Work instruction: Taking the line with "D) YPO4, I4_1/amd" as the first and the line with "The r²SCAN relaxation" as the last, set down exactly every line in that range from the entries below, and no more.

━━━━━ Source material ━━━━━

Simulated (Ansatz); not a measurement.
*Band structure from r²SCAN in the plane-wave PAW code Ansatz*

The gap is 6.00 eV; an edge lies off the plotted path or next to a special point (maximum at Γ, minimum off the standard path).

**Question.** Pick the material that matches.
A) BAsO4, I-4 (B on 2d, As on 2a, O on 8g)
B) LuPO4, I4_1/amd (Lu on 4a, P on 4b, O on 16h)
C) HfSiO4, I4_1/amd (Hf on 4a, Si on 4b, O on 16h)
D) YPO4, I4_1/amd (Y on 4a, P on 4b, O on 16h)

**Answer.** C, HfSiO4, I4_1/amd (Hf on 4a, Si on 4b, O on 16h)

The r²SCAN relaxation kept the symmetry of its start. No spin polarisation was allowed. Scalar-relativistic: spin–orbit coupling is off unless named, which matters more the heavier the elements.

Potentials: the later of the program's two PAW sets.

━━━━━

Response box:
D) YPO4, I4_1/amd (Y on 4a, P on 4b, O on 16h)

**Answer.** C, HfSiO4, I4_1/amd (Hf on 4a, Si on 4b, O on 16h)

The r²SCAN relaxation kept the symmetry of its start. No spin polarisation was allowed. Scalar-relativistic: spin–orbit coupling is off unless named, which matters more the heavier the elements.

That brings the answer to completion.